§ **Requirement**
Down to the final character, output the records below as they stand.

***
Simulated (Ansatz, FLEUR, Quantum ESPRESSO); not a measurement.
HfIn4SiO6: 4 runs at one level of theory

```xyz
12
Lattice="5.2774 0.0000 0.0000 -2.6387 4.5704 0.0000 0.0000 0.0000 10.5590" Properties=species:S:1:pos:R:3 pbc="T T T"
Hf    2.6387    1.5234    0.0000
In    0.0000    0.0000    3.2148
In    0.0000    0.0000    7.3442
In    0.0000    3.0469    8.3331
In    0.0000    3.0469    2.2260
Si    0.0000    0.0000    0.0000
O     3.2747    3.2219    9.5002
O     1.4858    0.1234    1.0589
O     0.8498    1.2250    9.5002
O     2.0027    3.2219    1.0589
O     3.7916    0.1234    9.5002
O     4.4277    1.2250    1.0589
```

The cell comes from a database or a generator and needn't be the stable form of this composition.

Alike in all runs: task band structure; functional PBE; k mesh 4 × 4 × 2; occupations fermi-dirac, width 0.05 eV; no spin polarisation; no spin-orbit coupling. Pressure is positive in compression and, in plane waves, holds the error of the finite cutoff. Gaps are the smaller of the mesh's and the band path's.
***

§ **Answer box**
Simulated (Ansatz, FLEUR, Quantum ESPRESSO); not a measurement.
HfIn4SiO6: 4 runs at one level of theory

```xyz
12
Lattice="5.2774 0.0000 0.0000 -2.6387 4.5704 0.0000 0.0000 0.0000 10.5590" Properties=species:S:1:pos:R:3 pbc="T T T"
Hf    2.6387    1.5234    0.0000
In    0.0000    0.0000    3.2148
In    0.0000    0.0000    7.3442
In    0.0000    3.0469    8.3331
In    0.0000    3.0469    2.2260
Si    0.0000    0.0000    0.0000
O     3.2747    3.2219    9.5002
O     1.4858    0.1234    1.0589
O     0.8498    1.2250    9.5002
O     2.0027    3.2219    1.0589
O     3.7916    0.1234    9.5002
O     4.4277    1.2250    1.0589
```

The cell comes from a database or a generator and needn't be the stable form of this composition.

Alike in all runs: task band structure; functional PBE; k mesh 4 × 4 × 2; occupations fermi-dirac, width 0.05 eV; no spin polarisation; no spin-orbit coupling. Pressure is positive in compression and, in plane waves, holds the error of the finite cutoff. Gaps are the smaller of the mesh's and the band path's.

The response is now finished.